→ **Task item**:
Of the lines below, write out exactly those from the line with "Property | Result |" through the line with "On this cell: pressure", both included, and skip the rest.

→ **Data listing**:
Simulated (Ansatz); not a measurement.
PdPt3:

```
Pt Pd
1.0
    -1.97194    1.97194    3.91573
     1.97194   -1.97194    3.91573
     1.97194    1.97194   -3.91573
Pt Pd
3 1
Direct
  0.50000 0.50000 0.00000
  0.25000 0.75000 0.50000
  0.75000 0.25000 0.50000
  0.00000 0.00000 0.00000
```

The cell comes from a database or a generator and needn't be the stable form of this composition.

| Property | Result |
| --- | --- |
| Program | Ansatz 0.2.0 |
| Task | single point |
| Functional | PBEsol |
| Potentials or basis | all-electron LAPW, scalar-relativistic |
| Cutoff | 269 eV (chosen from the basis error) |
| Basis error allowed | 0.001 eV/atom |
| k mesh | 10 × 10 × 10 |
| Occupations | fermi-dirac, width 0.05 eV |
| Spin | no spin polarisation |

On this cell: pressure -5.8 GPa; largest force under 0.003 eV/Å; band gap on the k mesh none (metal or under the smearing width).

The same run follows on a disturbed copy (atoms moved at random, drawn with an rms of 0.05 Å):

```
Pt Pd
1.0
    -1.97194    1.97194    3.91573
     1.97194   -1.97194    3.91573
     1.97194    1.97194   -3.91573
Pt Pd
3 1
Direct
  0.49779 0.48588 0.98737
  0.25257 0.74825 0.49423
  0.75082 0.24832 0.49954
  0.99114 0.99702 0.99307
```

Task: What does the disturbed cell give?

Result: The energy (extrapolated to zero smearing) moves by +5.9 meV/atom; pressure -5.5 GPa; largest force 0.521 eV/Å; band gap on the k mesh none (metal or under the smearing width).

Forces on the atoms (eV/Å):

→ **Your solution**:
| Property | Result |
| --- | --- |
| Program | Ansatz 0.2.0 |
| Task | single point |
| Functional | PBEsol |
| Potentials or basis | all-electron LAPW, scalar-relativistic |
| Cutoff | 269 eV (chosen from the basis error) |
| Basis error allowed | 0.001 eV/atom |
| k mesh | 10 × 10 × 10 |
| Occupations | fermi-dirac, width 0.05 eV |
| Spin | no spin polarisation |

On this cell: pressure -5.8 GPa; largest force under 0.003 eV/Å; band gap on the k mesh none (metal or under the smearing width).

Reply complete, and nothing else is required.